START Data for review

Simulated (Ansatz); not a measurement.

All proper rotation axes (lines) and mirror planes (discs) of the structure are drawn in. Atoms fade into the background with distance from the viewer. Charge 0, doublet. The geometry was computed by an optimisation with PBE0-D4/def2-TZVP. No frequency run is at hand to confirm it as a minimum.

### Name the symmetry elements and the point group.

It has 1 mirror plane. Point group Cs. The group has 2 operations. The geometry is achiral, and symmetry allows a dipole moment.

END Data for review

Would you output every entry exactly as it was written?

Simulated (Ansatz); not a measurement.

All proper rotation axes (lines) and mirror planes (discs) of the structure are drawn in. Atoms fade into the background with distance from the viewer. Charge 0, doublet. The geometry was computed by an optimisation with PBE0-D4/def2-TZVP. No frequency run is at hand to confirm it as a minimum.

### Name the symmetry elements and the point group.

It has 1 mirror plane. Point group Cs. The group has 2 operations. The geometry is achiral, and symmetry allows a dipole moment.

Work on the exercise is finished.